Work order: Lines from the start of the data through the line containing "zero (bands 11 and 12 overlap by 6.94 eV)." must be given again exactly. Leave the others out.

Records provided:
»»

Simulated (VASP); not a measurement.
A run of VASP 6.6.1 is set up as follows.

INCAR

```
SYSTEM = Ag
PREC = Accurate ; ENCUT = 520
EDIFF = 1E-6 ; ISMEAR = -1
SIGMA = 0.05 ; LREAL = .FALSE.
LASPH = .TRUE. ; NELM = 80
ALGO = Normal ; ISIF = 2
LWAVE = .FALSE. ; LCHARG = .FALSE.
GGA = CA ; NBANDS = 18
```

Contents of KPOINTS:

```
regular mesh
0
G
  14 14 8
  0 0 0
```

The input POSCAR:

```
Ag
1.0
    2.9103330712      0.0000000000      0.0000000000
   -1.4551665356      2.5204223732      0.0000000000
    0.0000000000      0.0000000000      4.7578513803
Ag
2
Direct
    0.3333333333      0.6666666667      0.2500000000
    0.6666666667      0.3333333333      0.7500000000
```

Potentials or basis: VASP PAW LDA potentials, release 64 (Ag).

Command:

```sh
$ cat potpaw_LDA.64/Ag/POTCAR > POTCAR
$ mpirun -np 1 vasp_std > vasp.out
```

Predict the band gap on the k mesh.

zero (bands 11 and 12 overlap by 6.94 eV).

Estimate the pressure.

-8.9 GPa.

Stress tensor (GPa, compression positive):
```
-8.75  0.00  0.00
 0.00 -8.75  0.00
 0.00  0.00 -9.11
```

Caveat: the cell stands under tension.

««

Response:
Simulated (VASP); not a measurement.
A run of VASP 6.6.1 is set up as follows.

INCAR

```
SYSTEM = Ag
PREC = Accurate ; ENCUT = 520
EDIFF = 1E-6 ; ISMEAR = -1
SIGMA = 0.05 ; LREAL = .FALSE.
LASPH = .TRUE. ; NELM = 80
ALGO = Normal ; ISIF = 2
LWAVE = .FALSE. ; LCHARG = .FALSE.
GGA = CA ; NBANDS = 18
```

Contents of KPOINTS:

```
regular mesh
0
G
  14 14 8
  0 0 0
```

The input POSCAR:

```
Ag
1.0
    2.9103330712      0.0000000000      0.0000000000
   -1.4551665356      2.5204223732      0.0000000000
    0.0000000000      0.0000000000      4.7578513803
Ag
2
Direct
    0.3333333333      0.6666666667      0.2500000000
    0.6666666667      0.3333333333      0.7500000000
```

Potentials or basis: VASP PAW LDA potentials, release 64 (Ag).

Command:

```sh
$ cat potpaw_LDA.64/Ag/POTCAR > POTCAR
$ mpirun -np 1 vasp_std > vasp.out
```

Predict the band gap on the k mesh.

zero (bands 11 and 12 overlap by 6.94 eV).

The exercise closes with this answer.